EXCERPTED DATA Start Marker

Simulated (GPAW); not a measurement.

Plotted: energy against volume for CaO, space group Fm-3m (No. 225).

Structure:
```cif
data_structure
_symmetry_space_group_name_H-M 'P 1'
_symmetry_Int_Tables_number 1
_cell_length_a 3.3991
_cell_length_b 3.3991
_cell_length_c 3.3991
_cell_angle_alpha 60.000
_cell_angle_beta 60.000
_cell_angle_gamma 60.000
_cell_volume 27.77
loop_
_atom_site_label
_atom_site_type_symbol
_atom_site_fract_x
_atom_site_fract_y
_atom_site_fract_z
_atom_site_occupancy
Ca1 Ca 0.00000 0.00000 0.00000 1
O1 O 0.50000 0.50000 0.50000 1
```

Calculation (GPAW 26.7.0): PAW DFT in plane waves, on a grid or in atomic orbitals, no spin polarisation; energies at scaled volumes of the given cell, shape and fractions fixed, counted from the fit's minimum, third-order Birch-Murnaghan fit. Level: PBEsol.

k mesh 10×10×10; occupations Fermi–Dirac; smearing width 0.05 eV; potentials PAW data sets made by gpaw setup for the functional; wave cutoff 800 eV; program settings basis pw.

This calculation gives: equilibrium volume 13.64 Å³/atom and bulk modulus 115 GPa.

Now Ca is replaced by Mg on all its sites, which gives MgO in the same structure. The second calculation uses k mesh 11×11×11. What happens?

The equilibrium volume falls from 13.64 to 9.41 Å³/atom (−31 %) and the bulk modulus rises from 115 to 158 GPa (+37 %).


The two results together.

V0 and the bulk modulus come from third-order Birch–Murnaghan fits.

EXCERPTED DATA End Marker

#### REQUIREMENT
The lines above, starting at the one with "The equilibrium volume" and ending at the one with "The two results together.", are the only ones to return, exactly as written.

#### EXERCISE OUTPUT
The equilibrium volume falls from 13.64 to 9.41 Å³/atom (−31 %) and the bulk modulus rises from 115 to 158 GPa (+37 %).


The two results together.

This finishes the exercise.